+++++

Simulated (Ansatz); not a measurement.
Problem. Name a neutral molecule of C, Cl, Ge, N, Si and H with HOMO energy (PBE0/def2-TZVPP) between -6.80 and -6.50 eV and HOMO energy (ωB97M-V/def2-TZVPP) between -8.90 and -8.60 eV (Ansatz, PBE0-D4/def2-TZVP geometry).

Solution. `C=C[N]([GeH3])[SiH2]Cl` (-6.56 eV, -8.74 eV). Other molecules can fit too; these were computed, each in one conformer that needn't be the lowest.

+++++

## EXERCISE
Output, unchanged, the lines of the listing above from the first one through the one holding "Problem. Name a". Leave out every line after it.

## RESPONSE BOX
Simulated (Ansatz); not a measurement.
Problem. Name a neutral molecule of C, Cl, Ge, N, Si and H with HOMO energy (PBE0/def2-TZVPP) between -6.80 and -6.50 eV and HOMO energy (ωB97M-V/def2-TZVPP) between -8.90 and -8.60 eV (Ansatz, PBE0-D4/def2-TZVP geometry).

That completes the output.